Raw data -

>>>

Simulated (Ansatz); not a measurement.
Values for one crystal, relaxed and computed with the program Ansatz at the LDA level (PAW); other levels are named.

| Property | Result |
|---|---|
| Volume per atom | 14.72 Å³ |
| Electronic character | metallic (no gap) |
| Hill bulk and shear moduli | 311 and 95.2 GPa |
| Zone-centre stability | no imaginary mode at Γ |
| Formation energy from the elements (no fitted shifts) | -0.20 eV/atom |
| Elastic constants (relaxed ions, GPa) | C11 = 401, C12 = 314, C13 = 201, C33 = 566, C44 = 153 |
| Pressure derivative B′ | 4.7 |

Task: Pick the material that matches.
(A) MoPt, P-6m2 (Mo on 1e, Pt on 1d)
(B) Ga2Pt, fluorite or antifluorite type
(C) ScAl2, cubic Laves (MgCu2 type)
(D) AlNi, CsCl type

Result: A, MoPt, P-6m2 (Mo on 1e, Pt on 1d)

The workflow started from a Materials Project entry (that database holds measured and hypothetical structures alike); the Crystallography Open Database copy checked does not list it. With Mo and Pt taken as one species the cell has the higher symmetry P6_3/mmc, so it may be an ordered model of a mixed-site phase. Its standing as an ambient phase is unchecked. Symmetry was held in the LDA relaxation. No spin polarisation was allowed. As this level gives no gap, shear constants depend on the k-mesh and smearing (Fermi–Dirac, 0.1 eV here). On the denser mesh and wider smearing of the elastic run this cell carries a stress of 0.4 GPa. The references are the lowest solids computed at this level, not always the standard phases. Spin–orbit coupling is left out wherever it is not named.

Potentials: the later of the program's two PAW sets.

<<<

Work instruction -
Beginning at the first line above, repeat exactly until the line containing "mode at Γ |", which is included.

Problem solution -
Simulated (Ansatz); not a measurement.
Values for one crystal, relaxed and computed with the program Ansatz at the LDA level (PAW); other levels are named.

| Property | Result |
|---|---|
| Volume per atom | 14.72 Å³ |
| Electronic character | metallic (no gap) |
| Hill bulk and shear moduli | 311 and 95.2 GPa |
| Zone-centre stability | no imaginary mode at Γ |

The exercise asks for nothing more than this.